Work task: The lines from the top of the records below through the one containing "It belongs to" are to be transcribed exactly, and nothing else is to be added.

*** The data Section Begins ***
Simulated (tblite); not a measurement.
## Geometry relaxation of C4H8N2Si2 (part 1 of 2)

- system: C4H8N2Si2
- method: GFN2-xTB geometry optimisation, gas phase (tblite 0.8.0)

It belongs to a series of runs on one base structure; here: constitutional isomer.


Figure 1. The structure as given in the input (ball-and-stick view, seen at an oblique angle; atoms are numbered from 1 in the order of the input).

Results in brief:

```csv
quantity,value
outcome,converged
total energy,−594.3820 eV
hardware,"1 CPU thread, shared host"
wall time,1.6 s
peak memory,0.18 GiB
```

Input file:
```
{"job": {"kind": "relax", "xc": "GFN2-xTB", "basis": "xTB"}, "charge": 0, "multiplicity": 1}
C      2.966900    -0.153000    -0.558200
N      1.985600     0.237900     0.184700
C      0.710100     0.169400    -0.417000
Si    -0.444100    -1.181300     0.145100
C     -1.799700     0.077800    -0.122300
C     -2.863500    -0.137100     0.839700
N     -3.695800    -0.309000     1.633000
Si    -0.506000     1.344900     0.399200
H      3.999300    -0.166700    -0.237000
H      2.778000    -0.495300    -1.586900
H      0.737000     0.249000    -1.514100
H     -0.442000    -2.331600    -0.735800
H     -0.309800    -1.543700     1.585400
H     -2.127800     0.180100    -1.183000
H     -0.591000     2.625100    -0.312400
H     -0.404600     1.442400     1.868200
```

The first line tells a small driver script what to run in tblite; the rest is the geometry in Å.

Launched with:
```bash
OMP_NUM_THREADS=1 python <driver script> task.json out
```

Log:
*** The data Section Ends ***

Result:
Simulated (tblite); not a measurement.
## Geometry relaxation of C4H8N2Si2 (part 1 of 2)

- system: C4H8N2Si2
- method: GFN2-xTB geometry optimisation, gas phase (tblite 0.8.0)

It belongs to a series of runs on one base structure; here: constitutional isomer.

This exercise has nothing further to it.